*** Begin section ***
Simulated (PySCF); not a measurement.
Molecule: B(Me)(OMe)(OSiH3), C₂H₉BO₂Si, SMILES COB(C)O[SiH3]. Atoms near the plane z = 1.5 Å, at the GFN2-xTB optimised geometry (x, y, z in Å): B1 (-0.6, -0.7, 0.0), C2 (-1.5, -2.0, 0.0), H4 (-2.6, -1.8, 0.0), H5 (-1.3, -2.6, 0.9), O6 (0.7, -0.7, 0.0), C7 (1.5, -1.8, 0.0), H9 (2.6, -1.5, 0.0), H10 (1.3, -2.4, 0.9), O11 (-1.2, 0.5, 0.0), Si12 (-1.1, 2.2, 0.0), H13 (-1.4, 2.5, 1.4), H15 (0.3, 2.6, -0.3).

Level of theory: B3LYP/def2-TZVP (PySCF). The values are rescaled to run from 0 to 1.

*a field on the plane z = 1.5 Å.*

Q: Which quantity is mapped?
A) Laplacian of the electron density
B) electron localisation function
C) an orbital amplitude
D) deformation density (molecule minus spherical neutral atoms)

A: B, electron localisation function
*** End section ***

Using the records above, output exactly the lines from the first through the line that contains "Molecule: B(Me)(OMe)(OSiH3), C₂H₉BO₂Si, SMILES", with both of those included.

Simulated (PySCF); not a measurement.
Molecule: B(Me)(OMe)(OSiH3), C₂H₉BO₂Si, SMILES COB(C)O[SiH3]. Atoms near the plane z = 1.5 Å, at the GFN2-xTB optimised geometry (x, y, z in Å): B1 (-0.6, -0.7, 0.0), C2 (-1.5, -2.0, 0.0), H4 (-2.6, -1.8, 0.0), H5 (-1.3, -2.6, 0.9), O6 (0.7, -0.7, 0.0), C7 (1.5, -1.8, 0.0), H9 (2.6, -1.5, 0.0), H10 (1.3, -2.4, 0.9), O11 (-1.2, 0.5, 0.0), Si12 (-1.1, 2.2, 0.0), H13 (-1.4, 2.5, 1.4), H15 (0.3, 2.6, -0.3).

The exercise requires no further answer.